--- EXTRACTED INFORMATION ---
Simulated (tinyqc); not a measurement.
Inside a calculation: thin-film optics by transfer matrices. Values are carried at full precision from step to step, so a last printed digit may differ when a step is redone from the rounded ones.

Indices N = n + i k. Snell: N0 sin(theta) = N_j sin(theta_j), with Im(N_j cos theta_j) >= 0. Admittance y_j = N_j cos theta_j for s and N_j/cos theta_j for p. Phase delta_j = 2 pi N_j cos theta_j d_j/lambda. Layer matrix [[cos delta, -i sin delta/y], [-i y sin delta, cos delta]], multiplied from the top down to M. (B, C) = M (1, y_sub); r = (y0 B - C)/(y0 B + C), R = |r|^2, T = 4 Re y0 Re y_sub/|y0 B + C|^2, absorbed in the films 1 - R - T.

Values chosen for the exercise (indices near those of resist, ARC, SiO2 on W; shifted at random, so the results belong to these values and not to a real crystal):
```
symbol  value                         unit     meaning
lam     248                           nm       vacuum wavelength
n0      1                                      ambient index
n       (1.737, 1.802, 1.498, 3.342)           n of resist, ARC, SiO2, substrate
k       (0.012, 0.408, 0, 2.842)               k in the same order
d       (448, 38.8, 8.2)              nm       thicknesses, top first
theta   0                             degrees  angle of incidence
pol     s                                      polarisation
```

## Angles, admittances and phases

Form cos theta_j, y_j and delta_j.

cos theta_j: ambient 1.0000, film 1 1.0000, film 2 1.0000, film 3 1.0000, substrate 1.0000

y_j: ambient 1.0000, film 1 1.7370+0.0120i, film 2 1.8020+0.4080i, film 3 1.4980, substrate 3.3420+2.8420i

--- BRIEF ---
The data above needs to be given again exactly, with no line left out.

--- TASK ANSWER ---
Simulated (tinyqc); not a measurement.
Inside a calculation: thin-film optics by transfer matrices. Values are carried at full precision from step to step, so a last printed digit may differ when a step is redone from the rounded ones.

Indices N = n + i k. Snell: N0 sin(theta) = N_j sin(theta_j), with Im(N_j cos theta_j) >= 0. Admittance y_j = N_j cos theta_j for s and N_j/cos theta_j for p. Phase delta_j = 2 pi N_j cos theta_j d_j/lambda. Layer matrix [[cos delta, -i sin delta/y], [-i y sin delta, cos delta]], multiplied from the top down to M. (B, C) = M (1, y_sub); r = (y0 B - C)/(y0 B + C), R = |r|^2, T = 4 Re y0 Re y_sub/|y0 B + C|^2, absorbed in the films 1 - R - T.

Values chosen for the exercise (indices near those of resist, ARC, SiO2 on W; shifted at random, so the results belong to these values and not to a real crystal):
```
symbol  value                         unit     meaning
lam     248                           nm       vacuum wavelength
n0      1                                      ambient index
n       (1.737, 1.802, 1.498, 3.342)           n of resist, ARC, SiO2, substrate
k       (0.012, 0.408, 0, 2.842)               k in the same order
d       (448, 38.8, 8.2)              nm       thicknesses, top first
theta   0                             degrees  angle of incidence
pol     s                                      polarisation
```

## Angles, admittances and phases

Form cos theta_j, y_j and delta_j.

cos theta_j: ambient 1.0000, film 1 1.0000, film 2 1.0000, film 3 1.0000, substrate 1.0000

y_j: ambient 1.0000, film 1 1.7370+0.0120i, film 2 1.8020+0.4080i, film 3 1.4980, substrate 3.3420+2.8420i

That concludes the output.